# REQUIREMENT:
What you give must be exactly the lines of the material from the first through the line that contains "Answer: A, isotropic strain of -2.0 %", inclusive, and no others.

# INFORMATION SHOWN:
☆ ☆ ☆ ☆

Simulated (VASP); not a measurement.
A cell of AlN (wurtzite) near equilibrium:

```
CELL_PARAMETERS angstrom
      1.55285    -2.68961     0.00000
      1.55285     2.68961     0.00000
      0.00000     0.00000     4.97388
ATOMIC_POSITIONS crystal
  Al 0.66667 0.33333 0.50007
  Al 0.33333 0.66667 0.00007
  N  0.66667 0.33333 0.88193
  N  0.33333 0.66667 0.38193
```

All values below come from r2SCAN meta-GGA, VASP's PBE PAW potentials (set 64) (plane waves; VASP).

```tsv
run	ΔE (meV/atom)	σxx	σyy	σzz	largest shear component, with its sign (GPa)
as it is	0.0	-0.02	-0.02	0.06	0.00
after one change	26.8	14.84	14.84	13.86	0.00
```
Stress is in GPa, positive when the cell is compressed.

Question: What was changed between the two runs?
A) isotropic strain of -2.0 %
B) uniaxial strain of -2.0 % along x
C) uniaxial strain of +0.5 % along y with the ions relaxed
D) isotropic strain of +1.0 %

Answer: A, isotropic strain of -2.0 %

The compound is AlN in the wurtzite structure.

☆ ☆ ☆ ☆

# TASK OUTPUT:
Simulated (VASP); not a measurement.
A cell of AlN (wurtzite) near equilibrium:

```
CELL_PARAMETERS angstrom
      1.55285    -2.68961     0.00000
      1.55285     2.68961     0.00000
      0.00000     0.00000     4.97388
ATOMIC_POSITIONS crystal
  Al 0.66667 0.33333 0.50007
  Al 0.33333 0.66667 0.00007
  N  0.66667 0.33333 0.88193
  N  0.33333 0.66667 0.38193
```

All values below come from r2SCAN meta-GGA, VASP's PBE PAW potentials (set 64) (plane waves; VASP).

```tsv
run	ΔE (meV/atom)	σxx	σyy	σzz	largest shear component, with its sign (GPa)
as it is	0.0	-0.02	-0.02	0.06	0.00
after one change	26.8	14.84	14.84	13.86	0.00
```
Stress is in GPa, positive when the cell is compressed.

Question: What was changed between the two runs?
A) isotropic strain of -2.0 %
B) uniaxial strain of -2.0 % along x
C) uniaxial strain of +0.5 % along y with the ions relaxed
D) isotropic strain of +1.0 %

Answer: A, isotropic strain of -2.0 %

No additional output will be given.